- Supplied material:
=-=-=-=-=

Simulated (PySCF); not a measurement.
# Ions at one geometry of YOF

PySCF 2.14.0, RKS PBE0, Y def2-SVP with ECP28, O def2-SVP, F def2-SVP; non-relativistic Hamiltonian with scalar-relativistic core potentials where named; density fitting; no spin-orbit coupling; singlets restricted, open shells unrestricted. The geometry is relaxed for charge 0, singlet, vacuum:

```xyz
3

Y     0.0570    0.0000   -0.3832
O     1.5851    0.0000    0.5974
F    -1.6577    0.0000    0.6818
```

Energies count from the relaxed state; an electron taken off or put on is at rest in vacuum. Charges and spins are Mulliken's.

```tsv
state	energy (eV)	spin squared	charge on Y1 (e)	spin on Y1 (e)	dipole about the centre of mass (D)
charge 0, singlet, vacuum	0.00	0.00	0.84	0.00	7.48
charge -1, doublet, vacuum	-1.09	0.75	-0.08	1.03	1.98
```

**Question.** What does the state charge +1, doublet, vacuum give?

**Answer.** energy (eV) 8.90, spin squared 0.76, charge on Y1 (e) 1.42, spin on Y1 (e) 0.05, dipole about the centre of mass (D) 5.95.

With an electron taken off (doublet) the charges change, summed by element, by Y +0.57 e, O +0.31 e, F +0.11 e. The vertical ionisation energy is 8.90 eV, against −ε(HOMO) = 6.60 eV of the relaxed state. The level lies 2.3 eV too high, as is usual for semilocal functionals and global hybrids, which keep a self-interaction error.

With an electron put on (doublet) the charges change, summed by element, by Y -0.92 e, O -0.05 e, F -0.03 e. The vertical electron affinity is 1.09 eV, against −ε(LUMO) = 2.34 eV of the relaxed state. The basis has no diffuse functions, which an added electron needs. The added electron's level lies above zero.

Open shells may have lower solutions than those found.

=-=-=-=-=

- Work item:
Among the lines above, find the one with "doublet, vacuum give?" and the one with "mass (D) 5.95.". Quote both and everything between them, exactly.

- Exercise response:
**Question.** What does the state charge +1, doublet, vacuum give?

**Answer.** energy (eV) 8.90, spin squared 0.76, charge on Y1 (e) 1.42, spin on Y1 (e) 0.05, dipole about the centre of mass (D) 5.95.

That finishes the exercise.